### WORK REQUEST
The whole listing must be returned exactly, with no line missing.

(Beginning of MATERIAL PROVIDED)

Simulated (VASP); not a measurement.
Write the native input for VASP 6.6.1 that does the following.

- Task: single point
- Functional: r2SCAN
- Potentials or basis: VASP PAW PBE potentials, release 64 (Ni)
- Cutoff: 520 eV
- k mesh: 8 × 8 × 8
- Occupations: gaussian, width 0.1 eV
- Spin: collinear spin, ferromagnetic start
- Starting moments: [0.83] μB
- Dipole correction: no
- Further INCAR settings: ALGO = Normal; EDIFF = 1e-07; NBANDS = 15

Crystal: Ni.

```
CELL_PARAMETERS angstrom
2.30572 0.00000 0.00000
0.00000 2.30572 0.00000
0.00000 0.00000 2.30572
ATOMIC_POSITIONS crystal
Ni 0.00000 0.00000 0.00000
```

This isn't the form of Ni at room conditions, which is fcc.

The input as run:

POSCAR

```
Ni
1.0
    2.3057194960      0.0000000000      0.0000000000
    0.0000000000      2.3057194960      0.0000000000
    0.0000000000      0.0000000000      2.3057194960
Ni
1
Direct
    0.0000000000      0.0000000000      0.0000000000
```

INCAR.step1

(End of MATERIAL PROVIDED)

### ANSWER SPACE
Simulated (VASP); not a measurement.
Write the native input for VASP 6.6.1 that does the following.

- Task: single point
- Functional: r2SCAN
- Potentials or basis: VASP PAW PBE potentials, release 64 (Ni)
- Cutoff: 520 eV
- k mesh: 8 × 8 × 8
- Occupations: gaussian, width 0.1 eV
- Spin: collinear spin, ferromagnetic start
- Starting moments: [0.83] μB
- Dipole correction: no
- Further INCAR settings: ALGO = Normal; EDIFF = 1e-07; NBANDS = 15

Crystal: Ni.

```
CELL_PARAMETERS angstrom
2.30572 0.00000 0.00000
0.00000 2.30572 0.00000
0.00000 0.00000 2.30572
ATOMIC_POSITIONS crystal
Ni 0.00000 0.00000 0.00000
```

This isn't the form of Ni at room conditions, which is fcc.

The input as run:

POSCAR

```
Ni
1.0
    2.3057194960      0.0000000000      0.0000000000
    0.0000000000      2.3057194960      0.0000000000
    0.0000000000      0.0000000000      2.3057194960
Ni
1
Direct
    0.0000000000      0.0000000000      0.0000000000
```

INCAR.step1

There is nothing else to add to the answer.